═══ Extracted material

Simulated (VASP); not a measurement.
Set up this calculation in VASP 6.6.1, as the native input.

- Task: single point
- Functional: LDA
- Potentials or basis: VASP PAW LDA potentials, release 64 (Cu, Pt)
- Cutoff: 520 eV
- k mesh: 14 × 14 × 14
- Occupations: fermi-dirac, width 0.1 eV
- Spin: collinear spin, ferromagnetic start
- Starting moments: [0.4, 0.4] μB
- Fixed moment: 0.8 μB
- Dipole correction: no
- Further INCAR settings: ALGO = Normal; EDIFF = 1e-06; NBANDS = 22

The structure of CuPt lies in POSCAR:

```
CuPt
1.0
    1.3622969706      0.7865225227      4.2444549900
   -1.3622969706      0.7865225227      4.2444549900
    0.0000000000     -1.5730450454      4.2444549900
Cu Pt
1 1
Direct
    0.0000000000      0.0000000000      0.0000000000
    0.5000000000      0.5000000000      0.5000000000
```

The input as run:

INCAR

══════

Work request: Set down the entries verbatim, leaving none out.

Expected answer:
Simulated (VASP); not a measurement.
Set up this calculation in VASP 6.6.1, as the native input.

- Task: single point
- Functional: LDA
- Potentials or basis: VASP PAW LDA potentials, release 64 (Cu, Pt)
- Cutoff: 520 eV
- k mesh: 14 × 14 × 14
- Occupations: fermi-dirac, width 0.1 eV
- Spin: collinear spin, ferromagnetic start
- Starting moments: [0.4, 0.4] μB
- Fixed moment: 0.8 μB
- Dipole correction: no
- Further INCAR settings: ALGO = Normal; EDIFF = 1e-06; NBANDS = 22

The structure of CuPt lies in POSCAR:

```
CuPt
1.0
    1.3622969706      0.7865225227      4.2444549900
   -1.3622969706      0.7865225227      4.2444549900
    0.0000000000     -1.5730450454      4.2444549900
Cu Pt
1 1
Direct
    0.0000000000      0.0000000000      0.0000000000
    0.5000000000      0.5000000000      0.5000000000
```

The input as run:

INCAR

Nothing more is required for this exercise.